• ASSIGNED TASK
Would you please repeat the data exactly as given?

——————

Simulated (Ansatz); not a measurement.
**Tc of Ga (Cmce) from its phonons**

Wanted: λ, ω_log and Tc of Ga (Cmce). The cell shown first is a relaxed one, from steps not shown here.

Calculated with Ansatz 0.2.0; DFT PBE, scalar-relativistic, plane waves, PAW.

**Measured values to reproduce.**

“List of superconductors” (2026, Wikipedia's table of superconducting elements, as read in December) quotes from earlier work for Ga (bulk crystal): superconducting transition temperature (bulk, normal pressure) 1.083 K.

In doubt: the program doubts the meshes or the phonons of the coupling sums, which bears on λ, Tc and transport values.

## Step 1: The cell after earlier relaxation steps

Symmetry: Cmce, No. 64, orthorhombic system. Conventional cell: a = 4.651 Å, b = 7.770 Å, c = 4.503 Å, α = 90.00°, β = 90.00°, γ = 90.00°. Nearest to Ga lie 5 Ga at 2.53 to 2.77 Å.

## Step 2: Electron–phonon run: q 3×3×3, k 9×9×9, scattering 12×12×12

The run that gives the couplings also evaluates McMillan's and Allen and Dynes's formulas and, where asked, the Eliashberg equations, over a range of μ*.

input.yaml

——————

• REPLY
Simulated (Ansatz); not a measurement.
**Tc of Ga (Cmce) from its phonons**

Wanted: λ, ω_log and Tc of Ga (Cmce). The cell shown first is a relaxed one, from steps not shown here.

Calculated with Ansatz 0.2.0; DFT PBE, scalar-relativistic, plane waves, PAW.

**Measured values to reproduce.**

“List of superconductors” (2026, Wikipedia's table of superconducting elements, as read in December) quotes from earlier work for Ga (bulk crystal): superconducting transition temperature (bulk, normal pressure) 1.083 K.

In doubt: the program doubts the meshes or the phonons of the coupling sums, which bears on λ, Tc and transport values.

## Step 1: The cell after earlier relaxation steps

Symmetry: Cmce, No. 64, orthorhombic system. Conventional cell: a = 4.651 Å, b = 7.770 Å, c = 4.503 Å, α = 90.00°, β = 90.00°, γ = 90.00°. Nearest to Ga lie 5 Ga at 2.53 to 2.77 Å.

## Step 2: Electron–phonon run: q 3×3×3, k 9×9×9, scattering 12×12×12

The run that gives the couplings also evaluates McMillan's and Allen and Dynes's formulas and, where asked, the Eliashberg equations, over a range of μ*.

input.yaml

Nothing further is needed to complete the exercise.